-- Task item --
Every line of the material below, from the top through the line with "- Further INCAR", should be reproduced exactly.

== Data for review ==

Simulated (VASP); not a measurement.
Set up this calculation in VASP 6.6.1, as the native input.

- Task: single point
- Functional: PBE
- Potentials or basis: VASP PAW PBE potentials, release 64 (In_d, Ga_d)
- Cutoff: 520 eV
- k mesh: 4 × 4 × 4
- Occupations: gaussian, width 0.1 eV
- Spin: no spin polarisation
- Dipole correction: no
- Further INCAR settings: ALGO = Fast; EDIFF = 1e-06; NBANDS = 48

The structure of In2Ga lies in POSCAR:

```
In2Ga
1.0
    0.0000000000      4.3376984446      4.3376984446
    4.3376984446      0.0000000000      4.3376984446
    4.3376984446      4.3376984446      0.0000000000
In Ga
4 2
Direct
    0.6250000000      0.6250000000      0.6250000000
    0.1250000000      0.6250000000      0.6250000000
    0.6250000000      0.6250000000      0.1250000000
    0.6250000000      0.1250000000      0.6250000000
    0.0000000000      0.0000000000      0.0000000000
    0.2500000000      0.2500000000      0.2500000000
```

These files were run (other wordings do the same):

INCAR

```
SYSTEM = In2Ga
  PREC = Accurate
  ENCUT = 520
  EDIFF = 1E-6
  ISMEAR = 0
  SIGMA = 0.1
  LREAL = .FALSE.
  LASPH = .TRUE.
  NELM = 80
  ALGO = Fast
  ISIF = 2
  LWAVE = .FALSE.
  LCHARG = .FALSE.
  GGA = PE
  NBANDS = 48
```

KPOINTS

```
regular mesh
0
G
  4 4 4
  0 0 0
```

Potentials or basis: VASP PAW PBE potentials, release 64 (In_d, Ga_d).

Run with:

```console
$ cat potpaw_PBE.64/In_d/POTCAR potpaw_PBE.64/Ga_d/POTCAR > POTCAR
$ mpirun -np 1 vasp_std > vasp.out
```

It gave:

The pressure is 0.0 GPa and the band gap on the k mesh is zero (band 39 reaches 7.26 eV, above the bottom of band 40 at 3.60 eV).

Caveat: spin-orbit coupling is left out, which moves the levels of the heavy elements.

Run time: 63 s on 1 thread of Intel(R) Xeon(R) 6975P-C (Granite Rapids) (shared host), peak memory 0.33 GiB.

===

-- Your response --
Simulated (VASP); not a measurement.
Set up this calculation in VASP 6.6.1, as the native input.

- Task: single point
- Functional: PBE
- Potentials or basis: VASP PAW PBE potentials, release 64 (In_d, Ga_d)
- Cutoff: 520 eV
- k mesh: 4 × 4 × 4
- Occupations: gaussian, width 0.1 eV
- Spin: no spin polarisation
- Dipole correction: no
- Further INCAR settings: ALGO = Fast; EDIFF = 1e-06; NBANDS = 48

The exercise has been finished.